Working from the top of the records below, reproduce each line exactly, ending once you have written the line containing "Times are rough, for".

***** Input data
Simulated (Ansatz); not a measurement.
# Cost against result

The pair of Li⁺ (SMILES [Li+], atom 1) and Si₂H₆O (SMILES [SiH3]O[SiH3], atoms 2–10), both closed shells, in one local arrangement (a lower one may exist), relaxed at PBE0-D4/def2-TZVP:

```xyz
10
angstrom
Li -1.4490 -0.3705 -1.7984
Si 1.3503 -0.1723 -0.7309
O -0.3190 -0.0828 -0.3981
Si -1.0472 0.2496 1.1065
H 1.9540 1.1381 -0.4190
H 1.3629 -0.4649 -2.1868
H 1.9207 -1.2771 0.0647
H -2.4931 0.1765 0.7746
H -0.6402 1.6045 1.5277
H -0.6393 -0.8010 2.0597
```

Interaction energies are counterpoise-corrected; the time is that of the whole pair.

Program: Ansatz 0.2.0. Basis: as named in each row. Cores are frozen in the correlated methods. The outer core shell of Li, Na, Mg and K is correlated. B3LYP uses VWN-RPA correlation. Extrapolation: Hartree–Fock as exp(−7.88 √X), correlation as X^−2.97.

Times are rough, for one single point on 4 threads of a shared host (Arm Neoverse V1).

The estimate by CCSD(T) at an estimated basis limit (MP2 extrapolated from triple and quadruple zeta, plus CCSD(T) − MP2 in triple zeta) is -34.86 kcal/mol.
**********

Result —
Simulated (Ansatz); not a measurement.
# Cost against result

The pair of Li⁺ (SMILES [Li+], atom 1) and Si₂H₆O (SMILES [SiH3]O[SiH3], atoms 2–10), both closed shells, in one local arrangement (a lower one may exist), relaxed at PBE0-D4/def2-TZVP:

```xyz
10
angstrom
Li -1.4490 -0.3705 -1.7984
Si 1.3503 -0.1723 -0.7309
O -0.3190 -0.0828 -0.3981
Si -1.0472 0.2496 1.1065
H 1.9540 1.1381 -0.4190
H 1.3629 -0.4649 -2.1868
H 1.9207 -1.2771 0.0647
H -2.4931 0.1765 0.7746
H -0.6402 1.6045 1.5277
H -0.6393 -0.8010 2.0597
```

Interaction energies are counterpoise-corrected; the time is that of the whole pair.

Program: Ansatz 0.2.0. Basis: as named in each row. Cores are frozen in the correlated methods. The outer core shell of Li, Na, Mg and K is correlated. B3LYP uses VWN-RPA correlation. Extrapolation: Hartree–Fock as exp(−7.88 √X), correlation as X^−2.97.

Times are rough, for one single point on 4 threads of a shared host (Arm Neoverse V1).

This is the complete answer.